## Dataset excerpts
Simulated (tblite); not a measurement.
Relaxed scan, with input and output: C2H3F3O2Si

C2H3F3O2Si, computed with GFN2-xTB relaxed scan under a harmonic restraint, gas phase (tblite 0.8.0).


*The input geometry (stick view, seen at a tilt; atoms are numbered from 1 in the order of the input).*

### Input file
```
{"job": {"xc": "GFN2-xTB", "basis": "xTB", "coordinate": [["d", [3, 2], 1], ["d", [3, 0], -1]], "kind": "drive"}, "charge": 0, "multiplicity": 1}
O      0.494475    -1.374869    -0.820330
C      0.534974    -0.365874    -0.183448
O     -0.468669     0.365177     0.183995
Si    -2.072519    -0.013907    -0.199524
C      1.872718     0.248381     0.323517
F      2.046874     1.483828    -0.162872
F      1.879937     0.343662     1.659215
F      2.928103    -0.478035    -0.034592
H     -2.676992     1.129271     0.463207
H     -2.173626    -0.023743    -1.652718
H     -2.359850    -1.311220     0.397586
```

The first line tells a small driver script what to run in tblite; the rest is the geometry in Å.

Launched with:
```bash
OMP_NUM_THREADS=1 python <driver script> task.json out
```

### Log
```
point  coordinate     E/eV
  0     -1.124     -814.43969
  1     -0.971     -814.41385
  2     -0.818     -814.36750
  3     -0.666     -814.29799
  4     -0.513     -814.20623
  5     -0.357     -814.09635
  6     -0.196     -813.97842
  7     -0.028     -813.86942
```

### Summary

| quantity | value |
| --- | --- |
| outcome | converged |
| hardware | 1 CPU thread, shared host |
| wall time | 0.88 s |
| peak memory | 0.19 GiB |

## Action item
Only the lines above starting at the line that holds "quantity | value |" and ending at the line that holds "time | 0.88 s |" are to be repeated, exactly and in full.

## Task answer
| quantity | value |
| --- | --- |
| outcome | converged |
| hardware | 1 CPU thread, shared host |
| wall time | 0.88 s |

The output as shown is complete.